=== EXCERPTED DATA ===

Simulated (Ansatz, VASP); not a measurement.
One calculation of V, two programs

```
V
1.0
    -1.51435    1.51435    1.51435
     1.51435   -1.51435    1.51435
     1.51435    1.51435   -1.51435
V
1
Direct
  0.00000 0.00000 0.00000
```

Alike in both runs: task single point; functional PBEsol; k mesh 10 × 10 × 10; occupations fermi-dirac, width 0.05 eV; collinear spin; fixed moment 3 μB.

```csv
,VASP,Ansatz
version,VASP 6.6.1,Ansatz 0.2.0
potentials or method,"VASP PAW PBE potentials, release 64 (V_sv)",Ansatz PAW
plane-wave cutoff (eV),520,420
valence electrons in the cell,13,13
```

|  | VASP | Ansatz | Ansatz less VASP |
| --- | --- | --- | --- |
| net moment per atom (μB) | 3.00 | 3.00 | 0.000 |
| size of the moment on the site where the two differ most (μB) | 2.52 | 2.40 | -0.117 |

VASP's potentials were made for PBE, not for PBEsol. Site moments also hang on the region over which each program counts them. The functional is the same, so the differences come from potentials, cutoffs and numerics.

===

WORK REQUEST - The data above should be duplicated exactly and completely.

EXERCISE OUTPUT -
Simulated (Ansatz, VASP); not a measurement.
One calculation of V, two programs

```
V
1.0
    -1.51435    1.51435    1.51435
     1.51435   -1.51435    1.51435
     1.51435    1.51435   -1.51435
V
1
Direct
  0.00000 0.00000 0.00000
```

Alike in both runs: task single point; functional PBEsol; k mesh 10 × 10 × 10; occupations fermi-dirac, width 0.05 eV; collinear spin; fixed moment 3 μB.

```csv
,VASP,Ansatz
version,VASP 6.6.1,Ansatz 0.2.0
potentials or method,"VASP PAW PBE potentials, release 64 (V_sv)",Ansatz PAW
plane-wave cutoff (eV),520,420
valence electrons in the cell,13,13
```

|  | VASP | Ansatz | Ansatz less VASP |
| --- | --- | --- | --- |
| net moment per atom (μB) | 3.00 | 3.00 | 0.000 |
| size of the moment on the site where the two differ most (μB) | 2.52 | 2.40 | -0.117 |

VASP's potentials were made for PBE, not for PBEsol. Site moments also hang on the region over which each program counts them. The functional is the same, so the differences come from potentials, cutoffs and numerics.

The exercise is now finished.